> [Record set]
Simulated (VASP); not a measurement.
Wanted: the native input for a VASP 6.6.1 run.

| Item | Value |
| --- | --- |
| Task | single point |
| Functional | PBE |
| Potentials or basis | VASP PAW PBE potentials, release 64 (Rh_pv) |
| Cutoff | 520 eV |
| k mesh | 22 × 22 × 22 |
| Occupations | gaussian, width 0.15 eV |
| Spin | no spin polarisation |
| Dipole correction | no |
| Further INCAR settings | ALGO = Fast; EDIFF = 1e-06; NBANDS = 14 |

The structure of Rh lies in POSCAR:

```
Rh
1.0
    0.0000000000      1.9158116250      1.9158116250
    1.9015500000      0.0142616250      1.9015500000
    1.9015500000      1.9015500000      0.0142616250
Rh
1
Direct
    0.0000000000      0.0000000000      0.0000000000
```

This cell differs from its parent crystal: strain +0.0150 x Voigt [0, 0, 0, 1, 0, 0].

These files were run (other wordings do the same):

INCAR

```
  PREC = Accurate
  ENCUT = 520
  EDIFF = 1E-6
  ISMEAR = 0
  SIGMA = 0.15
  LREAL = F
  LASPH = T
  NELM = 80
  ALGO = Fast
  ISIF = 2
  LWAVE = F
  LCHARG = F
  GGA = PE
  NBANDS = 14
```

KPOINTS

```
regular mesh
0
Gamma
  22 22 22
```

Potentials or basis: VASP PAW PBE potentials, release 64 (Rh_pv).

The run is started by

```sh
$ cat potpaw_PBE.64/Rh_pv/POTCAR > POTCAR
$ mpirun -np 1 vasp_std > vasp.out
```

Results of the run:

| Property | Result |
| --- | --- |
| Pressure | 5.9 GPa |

> [Work request] Retyping the data above exactly and in full is the task.

> [Exercise result]
Simulated (VASP); not a measurement.
Wanted: the native input for a VASP 6.6.1 run.

| Item | Value |
| --- | --- |
| Task | single point |
| Functional | PBE |
| Potentials or basis | VASP PAW PBE potentials, release 64 (Rh_pv) |
| Cutoff | 520 eV |
| k mesh | 22 × 22 × 22 |
| Occupations | gaussian, width 0.15 eV |
| Spin | no spin polarisation |
| Dipole correction | no |
| Further INCAR settings | ALGO = Fast; EDIFF = 1e-06; NBANDS = 14 |

The structure of Rh lies in POSCAR:

```
Rh
1.0
    0.0000000000      1.9158116250      1.9158116250
    1.9015500000      0.0142616250      1.9015500000
    1.9015500000      1.9015500000      0.0142616250
Rh
1
Direct
    0.0000000000      0.0000000000      0.0000000000
```

This cell differs from its parent crystal: strain +0.0150 x Voigt [0, 0, 0, 1, 0, 0].

These files were run (other wordings do the same):

INCAR

```
  PREC = Accurate
  ENCUT = 520
  EDIFF = 1E-6
  ISMEAR = 0
  SIGMA = 0.15
  LREAL = F
  LASPH = T
  NELM = 80
  ALGO = Fast
  ISIF = 2
  LWAVE = F
  LCHARG = F
  GGA = PE
  NBANDS = 14
```

KPOINTS

```
regular mesh
0
Gamma
  22 22 22
```

Potentials or basis: VASP PAW PBE potentials, release 64 (Rh_pv).

The run is started by

```sh
$ cat potpaw_PBE.64/Rh_pv/POTCAR > POTCAR
$ mpirun -np 1 vasp_std > vasp.out
```

Results of the run:

| Property | Result |
| --- | --- |
| Pressure | 5.9 GPa |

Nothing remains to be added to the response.